REQUIREMENT -
From start to end, print the entire listing below exactly.

INFORMATION -
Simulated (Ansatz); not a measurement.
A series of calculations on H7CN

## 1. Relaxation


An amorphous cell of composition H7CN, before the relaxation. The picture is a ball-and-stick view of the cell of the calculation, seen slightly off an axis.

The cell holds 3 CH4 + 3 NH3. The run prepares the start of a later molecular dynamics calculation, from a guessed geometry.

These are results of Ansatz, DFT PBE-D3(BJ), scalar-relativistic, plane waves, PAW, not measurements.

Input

ANSWER SECTION -
Simulated (Ansatz); not a measurement.
A series of calculations on H7CN

## 1. Relaxation


An amorphous cell of composition H7CN, before the relaxation. The picture is a ball-and-stick view of the cell of the calculation, seen slightly off an axis.

The cell holds 3 CH4 + 3 NH3. The run prepares the start of a later molecular dynamics calculation, from a guessed geometry.

These are results of Ansatz, DFT PBE-D3(BJ), scalar-relativistic, plane waves, PAW, not measurements.

Input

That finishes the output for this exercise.